Exactly reproduce each entry, leaving out nothing.

------------------------------------------------

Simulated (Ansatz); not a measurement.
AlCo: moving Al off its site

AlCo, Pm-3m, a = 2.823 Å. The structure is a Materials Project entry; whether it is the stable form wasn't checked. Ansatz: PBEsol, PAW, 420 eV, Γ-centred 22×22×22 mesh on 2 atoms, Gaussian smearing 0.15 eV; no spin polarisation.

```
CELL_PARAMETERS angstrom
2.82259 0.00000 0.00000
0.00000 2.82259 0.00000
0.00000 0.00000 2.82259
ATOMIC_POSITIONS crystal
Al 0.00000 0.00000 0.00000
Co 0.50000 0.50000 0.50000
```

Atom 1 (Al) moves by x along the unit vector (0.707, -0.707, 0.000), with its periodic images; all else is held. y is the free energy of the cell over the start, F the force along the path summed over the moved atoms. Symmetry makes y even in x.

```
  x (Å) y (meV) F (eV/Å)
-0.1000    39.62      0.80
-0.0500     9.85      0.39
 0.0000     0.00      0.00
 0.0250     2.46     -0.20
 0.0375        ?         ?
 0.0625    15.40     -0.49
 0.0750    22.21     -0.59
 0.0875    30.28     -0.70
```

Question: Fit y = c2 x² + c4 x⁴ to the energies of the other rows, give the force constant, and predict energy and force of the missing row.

------------------------------------------------

* _TASK RESPONSE_
Simulated (Ansatz); not a measurement.
AlCo: moving Al off its site

AlCo, Pm-3m, a = 2.823 Å. The structure is a Materials Project entry; whether it is the stable form wasn't checked. Ansatz: PBEsol, PAW, 420 eV, Γ-centred 22×22×22 mesh on 2 atoms, Gaussian smearing 0.15 eV; no spin polarisation.

```
CELL_PARAMETERS angstrom
2.82259 0.00000 0.00000
0.00000 2.82259 0.00000
0.00000 0.00000 2.82259
ATOMIC_POSITIONS crystal
Al 0.00000 0.00000 0.00000
Co 0.50000 0.50000 0.50000
```

Atom 1 (Al) moves by x along the unit vector (0.707, -0.707, 0.000), with its periodic images; all else is held. y is the free energy of the cell over the start, F the force along the path summed over the moved atoms. Symmetry makes y even in x.

```
  x (Å) y (meV) F (eV/Å)
-0.1000    39.62      0.80
-0.0500     9.85      0.39
 0.0000     0.00      0.00
 0.0250     2.46     -0.20
 0.0375        ?         ?
 0.0625    15.40     -0.49
 0.0750    22.21     -0.59
 0.0875    30.28     -0.70
```

Question: Fit y = c2 x² + c4 x⁴ to the energies of the other rows, give the force constant, and predict energy and force of the missing row.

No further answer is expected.